> **Activity**: All of the data below should be copied exactly as it stands.

> **The data**:
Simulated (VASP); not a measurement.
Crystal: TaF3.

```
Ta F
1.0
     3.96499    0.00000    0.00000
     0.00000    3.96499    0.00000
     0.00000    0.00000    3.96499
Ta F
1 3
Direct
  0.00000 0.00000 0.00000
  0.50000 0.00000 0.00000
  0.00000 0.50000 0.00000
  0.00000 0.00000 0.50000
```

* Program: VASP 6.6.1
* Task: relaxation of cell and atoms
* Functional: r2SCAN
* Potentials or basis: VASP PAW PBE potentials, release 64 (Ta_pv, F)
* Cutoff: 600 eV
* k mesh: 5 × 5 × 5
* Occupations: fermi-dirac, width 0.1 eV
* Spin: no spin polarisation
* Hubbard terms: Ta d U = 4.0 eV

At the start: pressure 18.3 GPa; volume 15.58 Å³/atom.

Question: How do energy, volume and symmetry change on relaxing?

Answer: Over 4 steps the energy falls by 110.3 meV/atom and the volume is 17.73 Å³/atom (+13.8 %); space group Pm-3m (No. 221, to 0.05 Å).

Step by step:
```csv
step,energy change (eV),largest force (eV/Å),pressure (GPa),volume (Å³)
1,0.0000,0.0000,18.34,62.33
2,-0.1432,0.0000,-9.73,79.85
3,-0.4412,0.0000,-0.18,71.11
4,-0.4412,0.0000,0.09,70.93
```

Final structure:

> **Expected answer**:
Simulated (VASP); not a measurement.
Crystal: TaF3.

```
Ta F
1.0
     3.96499    0.00000    0.00000
     0.00000    3.96499    0.00000
     0.00000    0.00000    3.96499
Ta F
1 3
Direct
  0.00000 0.00000 0.00000
  0.50000 0.00000 0.00000
  0.00000 0.50000 0.00000
  0.00000 0.00000 0.50000
```

* Program: VASP 6.6.1
* Task: relaxation of cell and atoms
* Functional: r2SCAN
* Potentials or basis: VASP PAW PBE potentials, release 64 (Ta_pv, F)
* Cutoff: 600 eV
* k mesh: 5 × 5 × 5
* Occupations: fermi-dirac, width 0.1 eV
* Spin: no spin polarisation
* Hubbard terms: Ta d U = 4.0 eV

At the start: pressure 18.3 GPa; volume 15.58 Å³/atom.

Question: How do energy, volume and symmetry change on relaxing?

Answer: Over 4 steps the energy falls by 110.3 meV/atom and the volume is 17.73 Å³/atom (+13.8 %); space group Pm-3m (No. 221, to 0.05 Å).

Step by step:
```csv
step,energy change (eV),largest force (eV/Å),pressure (GPa),volume (Å³)
1,0.0000,0.0000,18.34,62.33
2,-0.1432,0.0000,-9.73,79.85
3,-0.4412,0.0000,-0.18,71.11
4,-0.4412,0.0000,0.09,70.93
```

Final structure:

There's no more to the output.